* _Required action_
Copy out every record below with complete accuracy.

* _Information supplied_
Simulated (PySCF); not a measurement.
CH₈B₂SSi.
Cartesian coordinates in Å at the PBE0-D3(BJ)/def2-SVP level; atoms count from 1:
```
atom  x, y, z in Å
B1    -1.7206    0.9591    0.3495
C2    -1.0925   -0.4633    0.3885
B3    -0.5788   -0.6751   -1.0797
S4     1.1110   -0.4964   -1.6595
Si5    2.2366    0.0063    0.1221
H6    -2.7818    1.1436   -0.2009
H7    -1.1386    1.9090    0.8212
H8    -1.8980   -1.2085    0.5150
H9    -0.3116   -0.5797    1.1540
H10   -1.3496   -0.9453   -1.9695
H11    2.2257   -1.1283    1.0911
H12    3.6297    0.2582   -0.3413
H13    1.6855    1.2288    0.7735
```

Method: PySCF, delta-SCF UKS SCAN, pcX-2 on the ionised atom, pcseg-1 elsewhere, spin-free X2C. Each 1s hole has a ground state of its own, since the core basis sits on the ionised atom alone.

* _Problem solution_
Simulated (PySCF); not a measurement.
CH₈B₂SSi.
Cartesian coordinates in Å at the PBE0-D3(BJ)/def2-SVP level; atoms count from 1:
```
atom  x, y, z in Å
B1    -1.7206    0.9591    0.3495
C2    -1.0925   -0.4633    0.3885
B3    -0.5788   -0.6751   -1.0797
S4     1.1110   -0.4964   -1.6595
Si5    2.2366    0.0063    0.1221
H6    -2.7818    1.1436   -0.2009
H7    -1.1386    1.9090    0.8212
H8    -1.8980   -1.2085    0.5150
H9    -0.3116   -0.5797    1.1540
H10   -1.3496   -0.9453   -1.9695
H11    2.2257   -1.1283    1.0911
H12    3.6297    0.2582   -0.3413
H13    1.6855    1.2288    0.7735
```

Method: PySCF, delta-SCF UKS SCAN, pcX-2 on the ionised atom, pcseg-1 elsewhere, spin-free X2C. Each 1s hole has a ground state of its own, since the core basis sits on the ionised atom alone.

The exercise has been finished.